Action item: All of the data needs to be repeated exactly.

Data to examine:

----------------

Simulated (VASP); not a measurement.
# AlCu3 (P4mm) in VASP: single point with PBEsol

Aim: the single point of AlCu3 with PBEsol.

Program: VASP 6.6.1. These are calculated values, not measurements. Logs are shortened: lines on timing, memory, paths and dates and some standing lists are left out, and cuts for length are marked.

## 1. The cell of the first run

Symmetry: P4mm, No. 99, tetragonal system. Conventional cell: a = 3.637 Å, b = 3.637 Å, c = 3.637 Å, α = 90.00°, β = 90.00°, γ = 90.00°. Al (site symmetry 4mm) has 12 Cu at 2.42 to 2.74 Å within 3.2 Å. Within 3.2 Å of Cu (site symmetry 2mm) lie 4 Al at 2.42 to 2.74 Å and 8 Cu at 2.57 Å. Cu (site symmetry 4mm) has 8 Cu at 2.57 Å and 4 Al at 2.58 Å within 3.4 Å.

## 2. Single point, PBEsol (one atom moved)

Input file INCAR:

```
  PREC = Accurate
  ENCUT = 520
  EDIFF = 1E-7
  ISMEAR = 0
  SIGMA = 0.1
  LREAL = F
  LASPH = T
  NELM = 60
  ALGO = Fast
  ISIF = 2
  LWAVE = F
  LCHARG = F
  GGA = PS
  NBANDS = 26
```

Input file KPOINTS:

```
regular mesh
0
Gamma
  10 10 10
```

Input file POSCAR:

----------------

Your response:
Simulated (VASP); not a measurement.
# AlCu3 (P4mm) in VASP: single point with PBEsol

Aim: the single point of AlCu3 with PBEsol.

Program: VASP 6.6.1. These are calculated values, not measurements. Logs are shortened: lines on timing, memory, paths and dates and some standing lists are left out, and cuts for length are marked.

## 1. The cell of the first run

Symmetry: P4mm, No. 99, tetragonal system. Conventional cell: a = 3.637 Å, b = 3.637 Å, c = 3.637 Å, α = 90.00°, β = 90.00°, γ = 90.00°. Al (site symmetry 4mm) has 12 Cu at 2.42 to 2.74 Å within 3.2 Å. Within 3.2 Å of Cu (site symmetry 2mm) lie 4 Al at 2.42 to 2.74 Å and 8 Cu at 2.57 Å. Cu (site symmetry 4mm) has 8 Cu at 2.57 Å and 4 Al at 2.58 Å within 3.4 Å.

## 2. Single point, PBEsol (one atom moved)

Input file INCAR:

```
  PREC = Accurate
  ENCUT = 520
  EDIFF = 1E-7
  ISMEAR = 0
  SIGMA = 0.1
  LREAL = F
  LASPH = T
  NELM = 60
  ALGO = Fast
  ISIF = 2
  LWAVE = F
  LCHARG = F
  GGA = PS
  NBANDS = 26
```

Input file KPOINTS:

```
regular mesh
0
Gamma
  10 10 10
```

Input file POSCAR:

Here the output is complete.